------ RECORDS PROVIDED

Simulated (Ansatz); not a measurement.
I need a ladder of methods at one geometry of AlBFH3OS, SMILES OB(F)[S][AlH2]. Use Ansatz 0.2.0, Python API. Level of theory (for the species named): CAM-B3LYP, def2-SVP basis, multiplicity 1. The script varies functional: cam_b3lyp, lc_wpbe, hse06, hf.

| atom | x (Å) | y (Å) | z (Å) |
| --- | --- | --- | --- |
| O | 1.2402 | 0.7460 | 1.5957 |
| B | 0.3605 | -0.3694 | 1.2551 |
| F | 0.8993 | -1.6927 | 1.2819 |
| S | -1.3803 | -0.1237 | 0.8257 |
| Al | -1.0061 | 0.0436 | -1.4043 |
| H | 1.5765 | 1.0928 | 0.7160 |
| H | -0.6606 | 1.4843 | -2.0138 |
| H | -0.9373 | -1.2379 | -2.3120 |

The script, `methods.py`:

------------

For this exercise, repeat exactly the lines of the data above from the one with "-1.6927 | 1.2819 |" down to the one with "-1.2379 | -2.3120 |", both end lines included.

### EXERCISE RESPONSE:
| F | 0.8993 | -1.6927 | 1.2819 |
| S | -1.3803 | -0.1237 | 0.8257 |
| Al | -1.0061 | 0.0436 | -1.4043 |
| H | 1.5765 | 1.0928 | 0.7160 |
| H | -0.6606 | 1.4843 | -2.0138 |
| H | -0.9373 | -1.2379 | -2.3120 |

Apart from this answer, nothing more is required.